▸ Brief:
Only those lines running from the start of the listing below through the line that holds "Answer: It is" are to be written out, exactly and in full.

▸ Information given:
########################################
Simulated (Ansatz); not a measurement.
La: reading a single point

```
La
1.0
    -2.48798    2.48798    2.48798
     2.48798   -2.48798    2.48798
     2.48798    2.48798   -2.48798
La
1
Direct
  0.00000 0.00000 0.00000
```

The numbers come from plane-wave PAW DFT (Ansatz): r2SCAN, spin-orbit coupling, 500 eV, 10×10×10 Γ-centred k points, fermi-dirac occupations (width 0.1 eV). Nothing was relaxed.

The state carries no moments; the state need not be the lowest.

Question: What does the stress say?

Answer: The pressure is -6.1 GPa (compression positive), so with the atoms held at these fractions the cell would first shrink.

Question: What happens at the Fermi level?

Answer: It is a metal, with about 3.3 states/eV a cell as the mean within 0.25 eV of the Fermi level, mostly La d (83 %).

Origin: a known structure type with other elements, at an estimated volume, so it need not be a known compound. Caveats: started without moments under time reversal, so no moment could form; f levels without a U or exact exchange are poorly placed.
########################################

▸ Written reply:
Simulated (Ansatz); not a measurement.
La: reading a single point

```
La
1.0
    -2.48798    2.48798    2.48798
     2.48798   -2.48798    2.48798
     2.48798    2.48798   -2.48798
La
1
Direct
  0.00000 0.00000 0.00000
```

The numbers come from plane-wave PAW DFT (Ansatz): r2SCAN, spin-orbit coupling, 500 eV, 10×10×10 Γ-centred k points, fermi-dirac occupations (width 0.1 eV). Nothing was relaxed.

The state carries no moments; the state need not be the lowest.

Question: What does the stress say?

Answer: The pressure is -6.1 GPa (compression positive), so with the atoms held at these fractions the cell would first shrink.

Question: What happens at the Fermi level?

Answer: It is a metal, with about 3.3 states/eV a cell as the mean within 0.25 eV of the Fermi level, mostly La d (83 %).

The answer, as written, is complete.